= REQUIRED ACTION =
All lines below are to be transcribed exactly.

= DATA SUPPLIED =
◇ ◇ ◇ ◇
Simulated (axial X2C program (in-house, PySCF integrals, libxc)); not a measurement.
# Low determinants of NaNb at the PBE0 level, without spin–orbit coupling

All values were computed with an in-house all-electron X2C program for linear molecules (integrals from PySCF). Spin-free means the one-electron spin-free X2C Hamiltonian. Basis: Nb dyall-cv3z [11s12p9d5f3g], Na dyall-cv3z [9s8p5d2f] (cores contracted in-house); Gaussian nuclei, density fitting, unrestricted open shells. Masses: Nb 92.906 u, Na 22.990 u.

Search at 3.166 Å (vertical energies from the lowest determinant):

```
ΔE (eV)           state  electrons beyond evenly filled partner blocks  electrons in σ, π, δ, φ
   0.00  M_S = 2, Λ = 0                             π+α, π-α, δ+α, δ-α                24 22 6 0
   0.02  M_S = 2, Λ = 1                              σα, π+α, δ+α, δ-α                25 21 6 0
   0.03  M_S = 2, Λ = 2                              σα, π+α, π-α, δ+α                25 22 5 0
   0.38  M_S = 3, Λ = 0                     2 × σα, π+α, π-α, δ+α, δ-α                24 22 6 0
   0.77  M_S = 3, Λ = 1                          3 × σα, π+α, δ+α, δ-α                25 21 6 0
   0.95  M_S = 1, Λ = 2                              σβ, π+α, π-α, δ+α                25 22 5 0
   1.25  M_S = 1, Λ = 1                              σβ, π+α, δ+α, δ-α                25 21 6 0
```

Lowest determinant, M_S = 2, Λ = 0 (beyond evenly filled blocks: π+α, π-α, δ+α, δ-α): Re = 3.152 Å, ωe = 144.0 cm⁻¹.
◇ ◇ ◇ ◇

= TASK ANSWER =
Simulated (axial X2C program (in-house, PySCF integrals, libxc)); not a measurement.
# Low determinants of NaNb at the PBE0 level, without spin–orbit coupling

All values were computed with an in-house all-electron X2C program for linear molecules (integrals from PySCF). Spin-free means the one-electron spin-free X2C Hamiltonian. Basis: Nb dyall-cv3z [11s12p9d5f3g], Na dyall-cv3z [9s8p5d2f] (cores contracted in-house); Gaussian nuclei, density fitting, unrestricted open shells. Masses: Nb 92.906 u, Na 22.990 u.

Search at 3.166 Å (vertical energies from the lowest determinant):

```
ΔE (eV)           state  electrons beyond evenly filled partner blocks  electrons in σ, π, δ, φ
   0.00  M_S = 2, Λ = 0                             π+α, π-α, δ+α, δ-α                24 22 6 0
   0.02  M_S = 2, Λ = 1                              σα, π+α, δ+α, δ-α                25 21 6 0
   0.03  M_S = 2, Λ = 2                              σα, π+α, π-α, δ+α                25 22 5 0
   0.38  M_S = 3, Λ = 0                     2 × σα, π+α, π-α, δ+α, δ-α                24 22 6 0
   0.77  M_S = 3, Λ = 1                          3 × σα, π+α, δ+α, δ-α                25 21 6 0
   0.95  M_S = 1, Λ = 2                              σβ, π+α, π-α, δ+α                25 22 5 0
   1.25  M_S = 1, Λ = 1                              σβ, π+α, δ+α, δ-α                25 21 6 0
```

Lowest determinant, M_S = 2, Λ = 0 (beyond evenly filled blocks: π+α, π-α, δ+α, δ-α): Re = 3.152 Å, ωe = 144.0 cm⁻¹.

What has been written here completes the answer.